▶ _Exercise_
The answer must consist of the listing, reproduced exactly.

▶ _The data_
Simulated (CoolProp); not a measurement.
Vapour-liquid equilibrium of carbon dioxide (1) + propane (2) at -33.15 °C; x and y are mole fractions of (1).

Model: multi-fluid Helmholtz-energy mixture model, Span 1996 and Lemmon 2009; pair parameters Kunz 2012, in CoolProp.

▶ _Answer area_
Simulated (CoolProp); not a measurement.
Vapour-liquid equilibrium of carbon dioxide (1) + propane (2) at -33.15 °C; x and y are mole fractions of (1).

Model: multi-fluid Helmholtz-energy mixture model, Span 1996 and Lemmon 2009; pair parameters Kunz 2012, in CoolProp.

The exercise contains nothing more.